Record extracts ▸
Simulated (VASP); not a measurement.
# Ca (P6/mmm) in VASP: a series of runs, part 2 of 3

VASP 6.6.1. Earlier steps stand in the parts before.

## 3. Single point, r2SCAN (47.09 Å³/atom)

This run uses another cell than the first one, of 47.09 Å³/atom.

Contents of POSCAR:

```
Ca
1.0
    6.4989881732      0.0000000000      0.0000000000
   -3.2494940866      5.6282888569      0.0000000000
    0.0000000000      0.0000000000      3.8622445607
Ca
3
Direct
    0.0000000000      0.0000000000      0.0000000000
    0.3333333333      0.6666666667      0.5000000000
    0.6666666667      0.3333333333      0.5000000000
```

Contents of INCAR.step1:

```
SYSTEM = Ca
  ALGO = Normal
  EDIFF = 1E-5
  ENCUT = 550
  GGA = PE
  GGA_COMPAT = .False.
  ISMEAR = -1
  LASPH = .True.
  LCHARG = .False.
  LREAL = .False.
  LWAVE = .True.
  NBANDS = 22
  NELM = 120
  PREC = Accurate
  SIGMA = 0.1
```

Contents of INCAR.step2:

Requirement ▸
Retype all of the material. Each line must match exactly.

Task answer ▸
Simulated (VASP); not a measurement.
# Ca (P6/mmm) in VASP: a series of runs, part 2 of 3

VASP 6.6.1. Earlier steps stand in the parts before.

## 3. Single point, r2SCAN (47.09 Å³/atom)

This run uses another cell than the first one, of 47.09 Å³/atom.

Contents of POSCAR:

```
Ca
1.0
    6.4989881732      0.0000000000      0.0000000000
   -3.2494940866      5.6282888569      0.0000000000
    0.0000000000      0.0000000000      3.8622445607
Ca
3
Direct
    0.0000000000      0.0000000000      0.0000000000
    0.3333333333      0.6666666667      0.5000000000
    0.6666666667      0.3333333333      0.5000000000
```

Contents of INCAR.step1:

```
SYSTEM = Ca
  ALGO = Normal
  EDIFF = 1E-5
  ENCUT = 550
  GGA = PE
  GGA_COMPAT = .False.
  ISMEAR = -1
  LASPH = .True.
  LCHARG = .False.
  LREAL = .False.
  LWAVE = .True.
  NBANDS = 22
  NELM = 120
  PREC = Accurate
  SIGMA = 0.1
```

Contents of INCAR.step2:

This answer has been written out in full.